DATASET CONTENT:
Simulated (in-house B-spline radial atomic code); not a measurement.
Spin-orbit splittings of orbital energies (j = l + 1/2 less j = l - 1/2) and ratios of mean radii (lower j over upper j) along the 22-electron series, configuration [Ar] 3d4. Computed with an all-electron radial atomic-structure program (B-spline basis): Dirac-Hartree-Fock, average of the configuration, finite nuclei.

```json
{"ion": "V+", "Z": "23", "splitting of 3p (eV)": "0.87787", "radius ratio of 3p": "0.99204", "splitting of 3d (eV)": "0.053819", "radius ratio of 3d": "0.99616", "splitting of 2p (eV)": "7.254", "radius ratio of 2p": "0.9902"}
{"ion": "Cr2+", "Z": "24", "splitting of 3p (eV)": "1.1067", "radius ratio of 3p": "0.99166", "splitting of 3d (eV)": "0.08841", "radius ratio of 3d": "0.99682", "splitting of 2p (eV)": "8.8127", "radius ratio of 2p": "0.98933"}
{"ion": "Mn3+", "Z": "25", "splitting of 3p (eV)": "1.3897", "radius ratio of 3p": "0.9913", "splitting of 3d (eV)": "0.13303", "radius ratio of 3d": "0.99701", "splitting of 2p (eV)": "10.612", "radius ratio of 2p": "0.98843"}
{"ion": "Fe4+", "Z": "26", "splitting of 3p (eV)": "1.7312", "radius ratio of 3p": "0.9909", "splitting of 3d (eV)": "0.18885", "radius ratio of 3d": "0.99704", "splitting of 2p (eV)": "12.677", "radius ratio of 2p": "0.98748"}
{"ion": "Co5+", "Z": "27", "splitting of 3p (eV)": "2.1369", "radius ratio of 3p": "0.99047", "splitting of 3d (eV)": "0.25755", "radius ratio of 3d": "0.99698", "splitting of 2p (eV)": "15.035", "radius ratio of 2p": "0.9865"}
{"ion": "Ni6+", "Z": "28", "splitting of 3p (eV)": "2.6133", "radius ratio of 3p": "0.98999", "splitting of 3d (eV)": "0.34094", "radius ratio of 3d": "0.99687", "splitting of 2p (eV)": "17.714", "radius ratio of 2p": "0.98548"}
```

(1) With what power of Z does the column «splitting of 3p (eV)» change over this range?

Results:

ASSIGNED TASK: Up to and including the line with "(1) With what", please return the records exactly, beginning from their first line.

REPLY:
Simulated (in-house B-spline radial atomic code); not a measurement.
Spin-orbit splittings of orbital energies (j = l + 1/2 less j = l - 1/2) and ratios of mean radii (lower j over upper j) along the 22-electron series, configuration [Ar] 3d4. Computed with an all-electron radial atomic-structure program (B-spline basis): Dirac-Hartree-Fock, average of the configuration, finite nuclei.

```json
{"ion": "V+", "Z": "23", "splitting of 3p (eV)": "0.87787", "radius ratio of 3p": "0.99204", "splitting of 3d (eV)": "0.053819", "radius ratio of 3d": "0.99616", "splitting of 2p (eV)": "7.254", "radius ratio of 2p": "0.9902"}
{"ion": "Cr2+", "Z": "24", "splitting of 3p (eV)": "1.1067", "radius ratio of 3p": "0.99166", "splitting of 3d (eV)": "0.08841", "radius ratio of 3d": "0.99682", "splitting of 2p (eV)": "8.8127", "radius ratio of 2p": "0.98933"}
{"ion": "Mn3+", "Z": "25", "splitting of 3p (eV)": "1.3897", "radius ratio of 3p": "0.9913", "splitting of 3d (eV)": "0.13303", "radius ratio of 3d": "0.99701", "splitting of 2p (eV)": "10.612", "radius ratio of 2p": "0.98843"}
{"ion": "Fe4+", "Z": "26", "splitting of 3p (eV)": "1.7312", "radius ratio of 3p": "0.9909", "splitting of 3d (eV)": "0.18885", "radius ratio of 3d": "0.99704", "splitting of 2p (eV)": "12.677", "radius ratio of 2p": "0.98748"}
{"ion": "Co5+", "Z": "27", "splitting of 3p (eV)": "2.1369", "radius ratio of 3p": "0.99047", "splitting of 3d (eV)": "0.25755", "radius ratio of 3d": "0.99698", "splitting of 2p (eV)": "15.035", "radius ratio of 2p": "0.9865"}
{"ion": "Ni6+", "Z": "28", "splitting of 3p (eV)": "2.6133", "radius ratio of 3p": "0.98999", "splitting of 3d (eV)": "0.34094", "radius ratio of 3d": "0.99687", "splitting of 2p (eV)": "17.714", "radius ratio of 2p": "0.98548"}
```

(1) With what power of Z does the column «splitting of 3p (eV)» change over this range?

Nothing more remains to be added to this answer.